### Study material
========

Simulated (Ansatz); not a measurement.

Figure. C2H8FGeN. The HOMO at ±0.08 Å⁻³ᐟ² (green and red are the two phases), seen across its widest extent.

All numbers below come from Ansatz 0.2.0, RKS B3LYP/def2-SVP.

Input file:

========

### Work item
Go through the records and set every one down exactly.

### Answer area
Simulated (Ansatz); not a measurement.

Figure. C2H8FGeN. The HOMO at ±0.08 Å⁻³ᐟ² (green and red are the two phases), seen across its widest extent.

All numbers below come from Ansatz 0.2.0, RKS B3LYP/def2-SVP.

Input file:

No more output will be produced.